Quote every line below exactly as it reads.

..........

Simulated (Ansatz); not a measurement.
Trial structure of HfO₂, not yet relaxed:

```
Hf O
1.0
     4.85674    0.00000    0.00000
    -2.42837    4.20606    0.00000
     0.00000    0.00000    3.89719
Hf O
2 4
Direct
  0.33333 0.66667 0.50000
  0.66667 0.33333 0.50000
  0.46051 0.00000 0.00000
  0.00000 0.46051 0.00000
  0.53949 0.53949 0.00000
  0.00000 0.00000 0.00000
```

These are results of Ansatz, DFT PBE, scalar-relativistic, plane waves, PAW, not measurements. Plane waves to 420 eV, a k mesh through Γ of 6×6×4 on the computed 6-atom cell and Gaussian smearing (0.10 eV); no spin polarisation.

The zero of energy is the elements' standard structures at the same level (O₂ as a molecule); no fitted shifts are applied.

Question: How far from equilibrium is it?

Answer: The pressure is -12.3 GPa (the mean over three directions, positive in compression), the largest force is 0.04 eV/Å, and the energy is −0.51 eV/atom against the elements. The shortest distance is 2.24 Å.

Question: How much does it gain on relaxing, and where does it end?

..........

=== EXERCISE RESPONSE ===
Simulated (Ansatz); not a measurement.
Trial structure of HfO₂, not yet relaxed:

```
Hf O
1.0
     4.85674    0.00000    0.00000
    -2.42837    4.20606    0.00000
     0.00000    0.00000    3.89719
Hf O
2 4
Direct
  0.33333 0.66667 0.50000
  0.66667 0.33333 0.50000
  0.46051 0.00000 0.00000
  0.00000 0.46051 0.00000
  0.53949 0.53949 0.00000
  0.00000 0.00000 0.00000
```

These are results of Ansatz, DFT PBE, scalar-relativistic, plane waves, PAW, not measurements. Plane waves to 420 eV, a k mesh through Γ of 6×6×4 on the computed 6-atom cell and Gaussian smearing (0.10 eV); no spin polarisation.

The zero of energy is the elements' standard structures at the same level (O₂ as a molecule); no fitted shifts are applied.

Question: How far from equilibrium is it?

Answer: The pressure is -12.3 GPa (the mean over three directions, positive in compression), the largest force is 0.04 eV/Å, and the energy is −0.51 eV/atom against the elements. The shortest distance is 2.24 Å.

Question: How much does it gain on relaxing, and where does it end?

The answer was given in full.